| Exercise |
This exercise asks for the whole listing to be restated exactly.

| Excerpted data |
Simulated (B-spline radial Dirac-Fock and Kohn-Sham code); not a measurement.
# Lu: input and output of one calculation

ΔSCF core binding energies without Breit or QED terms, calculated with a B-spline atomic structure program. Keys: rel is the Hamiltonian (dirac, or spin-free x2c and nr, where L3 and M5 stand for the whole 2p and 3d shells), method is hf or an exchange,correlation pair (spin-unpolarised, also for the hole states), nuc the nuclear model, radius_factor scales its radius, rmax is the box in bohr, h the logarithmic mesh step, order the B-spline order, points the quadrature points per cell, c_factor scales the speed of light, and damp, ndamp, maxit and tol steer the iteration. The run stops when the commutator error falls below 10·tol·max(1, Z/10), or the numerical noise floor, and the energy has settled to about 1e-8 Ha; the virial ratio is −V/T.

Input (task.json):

| Answer section |
Simulated (B-spline radial Dirac-Fock and Kohn-Sham code); not a measurement.
# Lu: input and output of one calculation

ΔSCF core binding energies without Breit or QED terms, calculated with a B-spline atomic structure program. Keys: rel is the Hamiltonian (dirac, or spin-free x2c and nr, where L3 and M5 stand for the whole 2p and 3d shells), method is hf or an exchange,correlation pair (spin-unpolarised, also for the hole states), nuc the nuclear model, radius_factor scales its radius, rmax is the box in bohr, h the logarithmic mesh step, order the B-spline order, points the quadrature points per cell, c_factor scales the speed of light, and damp, ndamp, maxit and tol steer the iteration. The run stops when the commutator error falls below 10·tol·max(1, Z/10), or the numerical noise floor, and the energy has settled to about 1e-8 Ha; the virial ratio is −V/T.

Input (task.json):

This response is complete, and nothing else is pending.